(Brief)
The expected output is the first line of the data below and every line after it, up to and including the line containing "These numbers are", each reproduced exactly.

(Data extracts)
- - -
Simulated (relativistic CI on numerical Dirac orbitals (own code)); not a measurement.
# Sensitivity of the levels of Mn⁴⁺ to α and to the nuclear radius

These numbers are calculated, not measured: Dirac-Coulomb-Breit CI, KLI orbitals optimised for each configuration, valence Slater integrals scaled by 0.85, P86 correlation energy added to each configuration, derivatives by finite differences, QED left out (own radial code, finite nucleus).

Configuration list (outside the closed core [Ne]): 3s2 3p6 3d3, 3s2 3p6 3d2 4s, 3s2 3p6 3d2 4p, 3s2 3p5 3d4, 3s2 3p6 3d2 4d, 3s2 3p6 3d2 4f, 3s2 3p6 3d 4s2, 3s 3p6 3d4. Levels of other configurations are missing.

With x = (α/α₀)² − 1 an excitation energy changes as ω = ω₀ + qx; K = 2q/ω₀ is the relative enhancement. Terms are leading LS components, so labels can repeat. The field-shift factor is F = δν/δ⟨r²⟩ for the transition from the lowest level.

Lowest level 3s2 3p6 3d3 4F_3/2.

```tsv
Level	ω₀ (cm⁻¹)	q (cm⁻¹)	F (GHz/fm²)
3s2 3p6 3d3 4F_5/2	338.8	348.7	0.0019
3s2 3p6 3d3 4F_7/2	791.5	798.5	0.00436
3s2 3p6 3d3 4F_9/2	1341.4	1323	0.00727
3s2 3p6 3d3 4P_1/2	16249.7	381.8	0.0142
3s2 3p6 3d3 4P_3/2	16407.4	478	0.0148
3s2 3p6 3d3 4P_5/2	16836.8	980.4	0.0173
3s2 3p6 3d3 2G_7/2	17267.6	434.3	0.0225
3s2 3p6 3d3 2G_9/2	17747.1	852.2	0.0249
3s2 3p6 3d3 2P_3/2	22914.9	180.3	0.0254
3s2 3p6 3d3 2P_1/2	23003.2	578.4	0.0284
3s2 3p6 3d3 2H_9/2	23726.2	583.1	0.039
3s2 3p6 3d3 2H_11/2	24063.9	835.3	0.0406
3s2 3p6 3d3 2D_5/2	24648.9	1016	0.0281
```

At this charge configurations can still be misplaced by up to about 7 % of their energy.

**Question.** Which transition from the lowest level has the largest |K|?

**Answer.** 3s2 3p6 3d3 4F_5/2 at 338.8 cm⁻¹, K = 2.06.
- - -

(Response box)
Simulated (relativistic CI on numerical Dirac orbitals (own code)); not a measurement.
# Sensitivity of the levels of Mn⁴⁺ to α and to the nuclear radius

These numbers are calculated, not measured: Dirac-Coulomb-Breit CI, KLI orbitals optimised for each configuration, valence Slater integrals scaled by 0.85, P86 correlation energy added to each configuration, derivatives by finite differences, QED left out (own radial code, finite nucleus).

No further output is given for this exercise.